== Work instruction ==
Output range, inclusive: from the line containing "Levels at points" to the line containing "It took 29 s". Restate those lines from the data below word for word and only those.

== Source information ==
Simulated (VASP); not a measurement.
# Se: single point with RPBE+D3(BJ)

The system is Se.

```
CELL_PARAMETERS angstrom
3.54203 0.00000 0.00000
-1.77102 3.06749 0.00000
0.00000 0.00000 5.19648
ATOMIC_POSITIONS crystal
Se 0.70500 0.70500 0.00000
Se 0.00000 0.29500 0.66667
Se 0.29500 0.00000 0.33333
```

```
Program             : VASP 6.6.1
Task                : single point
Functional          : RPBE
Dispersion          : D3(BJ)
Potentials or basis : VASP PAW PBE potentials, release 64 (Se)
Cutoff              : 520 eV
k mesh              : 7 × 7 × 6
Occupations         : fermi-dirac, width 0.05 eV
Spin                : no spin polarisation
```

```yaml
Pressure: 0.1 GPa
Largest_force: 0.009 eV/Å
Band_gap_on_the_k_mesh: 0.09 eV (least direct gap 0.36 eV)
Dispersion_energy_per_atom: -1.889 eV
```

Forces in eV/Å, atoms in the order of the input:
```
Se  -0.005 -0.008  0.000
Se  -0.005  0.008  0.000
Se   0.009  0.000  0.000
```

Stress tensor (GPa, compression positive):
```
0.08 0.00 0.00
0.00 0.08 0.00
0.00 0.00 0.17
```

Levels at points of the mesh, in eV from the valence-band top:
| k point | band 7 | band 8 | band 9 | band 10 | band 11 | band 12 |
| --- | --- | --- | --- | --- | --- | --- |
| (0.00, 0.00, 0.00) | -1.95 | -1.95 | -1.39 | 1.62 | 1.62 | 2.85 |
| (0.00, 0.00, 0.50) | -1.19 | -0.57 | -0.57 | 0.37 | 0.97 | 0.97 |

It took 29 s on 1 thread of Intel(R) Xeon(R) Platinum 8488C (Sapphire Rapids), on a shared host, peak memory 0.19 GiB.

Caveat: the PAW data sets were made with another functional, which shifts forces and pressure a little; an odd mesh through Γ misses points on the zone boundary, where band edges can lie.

== Worked solution ==
Levels at points of the mesh, in eV from the valence-band top:
| k point | band 7 | band 8 | band 9 | band 10 | band 11 | band 12 |
| --- | --- | --- | --- | --- | --- | --- |
| (0.00, 0.00, 0.00) | -1.95 | -1.95 | -1.39 | 1.62 | 1.62 | 2.85 |
| (0.00, 0.00, 0.50) | -1.19 | -0.57 | -0.57 | 0.37 | 0.97 | 0.97 |

It took 29 s on 1 thread of Intel(R) Xeon(R) Platinum 8488C (Sapphire Rapids), on a shared host, peak memory 0.19 GiB.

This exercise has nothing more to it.